**Action item:** Here the job is to return only the lines of the material, exactly, from the first one to the line with "An adiabatic, constant-pressure".

**Recorded information:**
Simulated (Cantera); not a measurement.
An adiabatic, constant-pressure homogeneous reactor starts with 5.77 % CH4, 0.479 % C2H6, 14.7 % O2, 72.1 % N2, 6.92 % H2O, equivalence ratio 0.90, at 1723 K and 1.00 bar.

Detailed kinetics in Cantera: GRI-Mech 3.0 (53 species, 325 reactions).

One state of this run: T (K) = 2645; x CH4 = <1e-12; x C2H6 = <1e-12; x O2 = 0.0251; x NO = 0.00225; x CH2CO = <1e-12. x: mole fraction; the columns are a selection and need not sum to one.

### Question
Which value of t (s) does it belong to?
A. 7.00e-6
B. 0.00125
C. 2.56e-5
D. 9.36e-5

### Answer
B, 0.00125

**Exercise output:**
Simulated (Cantera); not a measurement.
An adiabatic, constant-pressure homogeneous reactor starts with 5.77 % CH4, 0.479 % C2H6, 14.7 % O2, 72.1 % N2, 6.92 % H2O, equivalence ratio 0.90, at 1723 K and 1.00 bar.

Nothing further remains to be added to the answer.